**ACTION ITEM:** Which lines of the entries below run from the one holding "Its results: pressure" to the one holding "Answer: Pressure 4.4", inclusive? Set down exactly those lines and no others.

• • • • • • •
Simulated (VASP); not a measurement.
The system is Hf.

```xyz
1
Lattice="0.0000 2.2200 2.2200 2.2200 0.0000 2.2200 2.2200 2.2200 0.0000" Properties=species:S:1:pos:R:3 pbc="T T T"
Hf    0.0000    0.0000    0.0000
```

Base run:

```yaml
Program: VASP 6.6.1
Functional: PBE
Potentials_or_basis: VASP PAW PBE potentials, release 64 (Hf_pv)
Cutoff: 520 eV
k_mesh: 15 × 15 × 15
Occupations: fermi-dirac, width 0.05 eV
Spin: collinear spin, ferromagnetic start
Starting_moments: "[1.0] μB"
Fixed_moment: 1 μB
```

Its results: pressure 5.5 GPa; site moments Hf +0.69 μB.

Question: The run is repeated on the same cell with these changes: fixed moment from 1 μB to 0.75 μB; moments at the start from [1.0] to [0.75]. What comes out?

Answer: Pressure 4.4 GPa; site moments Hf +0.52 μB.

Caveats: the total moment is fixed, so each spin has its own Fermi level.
• • • • • • •

**PROBLEM SOLUTION:**
Its results: pressure 5.5 GPa; site moments Hf +0.69 μB.

Question: The run is repeated on the same cell with these changes: fixed moment from 1 μB to 0.75 μB; moments at the start from [1.0] to [0.75]. What comes out?

Answer: Pressure 4.4 GPa; site moments Hf +0.52 μB.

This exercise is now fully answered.